Activity
Beginning with the very first line, please reproduce the entries exactly through the line containing "Computed with NWChem.".

Data to examine
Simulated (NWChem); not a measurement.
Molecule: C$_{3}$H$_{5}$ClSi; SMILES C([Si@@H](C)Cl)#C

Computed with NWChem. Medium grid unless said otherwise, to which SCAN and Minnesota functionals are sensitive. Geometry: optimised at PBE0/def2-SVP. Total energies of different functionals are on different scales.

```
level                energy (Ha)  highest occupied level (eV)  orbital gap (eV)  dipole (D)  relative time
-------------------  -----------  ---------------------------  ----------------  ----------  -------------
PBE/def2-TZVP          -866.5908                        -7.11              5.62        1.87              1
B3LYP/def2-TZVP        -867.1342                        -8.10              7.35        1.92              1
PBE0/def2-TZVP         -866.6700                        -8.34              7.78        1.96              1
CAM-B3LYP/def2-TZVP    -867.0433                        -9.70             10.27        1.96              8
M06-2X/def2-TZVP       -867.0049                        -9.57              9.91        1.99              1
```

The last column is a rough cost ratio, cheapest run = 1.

Expected answer
Simulated (NWChem); not a measurement.
Molecule: C$_{3}$H$_{5}$ClSi; SMILES C([Si@@H](C)Cl)#C

Computed with NWChem. Medium grid unless said otherwise, to which SCAN and Minnesota functionals are sensitive. Geometry: optimised at PBE0/def2-SVP. Total energies of different functionals are on different scales.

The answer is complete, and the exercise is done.